[RECORDED INFORMATION]
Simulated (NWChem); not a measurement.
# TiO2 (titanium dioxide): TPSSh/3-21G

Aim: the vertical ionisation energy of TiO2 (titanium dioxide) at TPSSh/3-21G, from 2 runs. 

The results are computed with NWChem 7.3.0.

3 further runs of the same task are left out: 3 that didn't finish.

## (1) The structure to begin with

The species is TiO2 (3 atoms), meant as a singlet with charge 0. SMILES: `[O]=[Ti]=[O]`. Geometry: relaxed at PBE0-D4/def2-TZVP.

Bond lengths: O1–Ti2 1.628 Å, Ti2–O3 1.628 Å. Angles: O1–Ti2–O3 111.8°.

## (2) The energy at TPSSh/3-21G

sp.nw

[WORK ITEM] Transcribe the records in full, keeping every character as it is.

[RESPONSE]
Simulated (NWChem); not a measurement.
# TiO2 (titanium dioxide): TPSSh/3-21G

Aim: the vertical ionisation energy of TiO2 (titanium dioxide) at TPSSh/3-21G, from 2 runs. 

The results are computed with NWChem 7.3.0.

3 further runs of the same task are left out: 3 that didn't finish.

## (1) The structure to begin with

The species is TiO2 (3 atoms), meant as a singlet with charge 0. SMILES: `[O]=[Ti]=[O]`. Geometry: relaxed at PBE0-D4/def2-TZVP.

Bond lengths: O1–Ti2 1.628 Å, Ti2–O3 1.628 Å. Angles: O1–Ti2–O3 111.8°.

## (2) The energy at TPSSh/3-21G

sp.nw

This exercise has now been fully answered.